Data listing Block Start

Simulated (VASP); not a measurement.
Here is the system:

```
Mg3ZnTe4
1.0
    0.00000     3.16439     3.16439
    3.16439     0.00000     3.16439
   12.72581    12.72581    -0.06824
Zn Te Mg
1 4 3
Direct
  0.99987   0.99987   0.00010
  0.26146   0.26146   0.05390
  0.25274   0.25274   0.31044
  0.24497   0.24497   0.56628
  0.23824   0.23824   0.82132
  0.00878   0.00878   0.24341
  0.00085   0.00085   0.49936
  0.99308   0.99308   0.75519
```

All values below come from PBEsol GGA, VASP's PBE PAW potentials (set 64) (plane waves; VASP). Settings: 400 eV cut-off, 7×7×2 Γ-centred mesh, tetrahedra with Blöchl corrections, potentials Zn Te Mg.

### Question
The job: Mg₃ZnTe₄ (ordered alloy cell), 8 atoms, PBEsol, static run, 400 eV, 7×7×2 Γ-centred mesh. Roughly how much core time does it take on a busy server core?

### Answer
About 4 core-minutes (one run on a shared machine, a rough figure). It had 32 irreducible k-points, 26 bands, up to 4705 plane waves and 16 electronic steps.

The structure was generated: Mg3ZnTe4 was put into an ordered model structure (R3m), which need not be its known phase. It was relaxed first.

Data listing Block End

● Work task: Repeat exactly the lines of the material above, taking the first line, the line with "About 4 core-minutes", and every line between them.

● Answer space:
Simulated (VASP); not a measurement.
Here is the system:

```
Mg3ZnTe4
1.0
    0.00000     3.16439     3.16439
    3.16439     0.00000     3.16439
   12.72581    12.72581    -0.06824
Zn Te Mg
1 4 3
Direct
  0.99987   0.99987   0.00010
  0.26146   0.26146   0.05390
  0.25274   0.25274   0.31044
  0.24497   0.24497   0.56628
  0.23824   0.23824   0.82132
  0.00878   0.00878   0.24341
  0.00085   0.00085   0.49936
  0.99308   0.99308   0.75519
```

All values below come from PBEsol GGA, VASP's PBE PAW potentials (set 64) (plane waves; VASP). Settings: 400 eV cut-off, 7×7×2 Γ-centred mesh, tetrahedra with Blöchl corrections, potentials Zn Te Mg.

### Question
The job: Mg₃ZnTe₄ (ordered alloy cell), 8 atoms, PBEsol, static run, 400 eV, 7×7×2 Γ-centred mesh. Roughly how much core time does it take on a busy server core?

### Answer
About 4 core-minutes (one run on a shared machine, a rough figure). It had 32 irreducible k-points, 26 bands, up to 4705 plane waves and 16 electronic steps.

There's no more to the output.